Only the lines below between the ones containing "Computed with a" and "74.76 | 71.60 |", inclusive, are to be reproduced, each exactly as it stands.

** Opening Material supplied block **

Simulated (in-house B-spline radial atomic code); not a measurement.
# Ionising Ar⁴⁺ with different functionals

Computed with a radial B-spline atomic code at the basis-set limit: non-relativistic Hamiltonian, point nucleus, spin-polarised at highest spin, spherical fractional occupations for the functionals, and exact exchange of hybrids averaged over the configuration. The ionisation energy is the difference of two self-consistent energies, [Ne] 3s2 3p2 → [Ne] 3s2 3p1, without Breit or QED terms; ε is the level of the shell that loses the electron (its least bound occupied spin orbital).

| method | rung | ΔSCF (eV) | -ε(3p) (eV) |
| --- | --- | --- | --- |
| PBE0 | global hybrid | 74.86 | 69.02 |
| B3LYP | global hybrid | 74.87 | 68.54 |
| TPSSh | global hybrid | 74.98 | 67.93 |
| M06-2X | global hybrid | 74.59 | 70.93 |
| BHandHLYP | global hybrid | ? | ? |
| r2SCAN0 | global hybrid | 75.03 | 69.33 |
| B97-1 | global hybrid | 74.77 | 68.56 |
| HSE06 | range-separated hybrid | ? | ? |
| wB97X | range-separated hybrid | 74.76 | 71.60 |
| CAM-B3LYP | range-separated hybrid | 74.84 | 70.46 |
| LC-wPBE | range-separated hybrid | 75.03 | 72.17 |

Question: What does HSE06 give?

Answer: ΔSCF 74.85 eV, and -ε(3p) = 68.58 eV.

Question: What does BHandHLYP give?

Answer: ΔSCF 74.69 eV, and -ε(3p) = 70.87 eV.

** Closing Material supplied block **

▶ **Answer space**:
Computed with a radial B-spline atomic code at the basis-set limit: non-relativistic Hamiltonian, point nucleus, spin-polarised at highest spin, spherical fractional occupations for the functionals, and exact exchange of hybrids averaged over the configuration. The ionisation energy is the difference of two self-consistent energies, [Ne] 3s2 3p2 → [Ne] 3s2 3p1, without Breit or QED terms; ε is the level of the shell that loses the electron (its least bound occupied spin orbital).

| method | rung | ΔSCF (eV) | -ε(3p) (eV) |
| --- | --- | --- | --- |
| PBE0 | global hybrid | 74.86 | 69.02 |
| B3LYP | global hybrid | 74.87 | 68.54 |
| TPSSh | global hybrid | 74.98 | 67.93 |
| M06-2X | global hybrid | 74.59 | 70.93 |
| BHandHLYP | global hybrid | ? | ? |
| r2SCAN0 | global hybrid | 75.03 | 69.33 |
| B97-1 | global hybrid | 74.77 | 68.56 |
| HSE06 | range-separated hybrid | ? | ? |
| wB97X | range-separated hybrid | 74.76 | 71.60 |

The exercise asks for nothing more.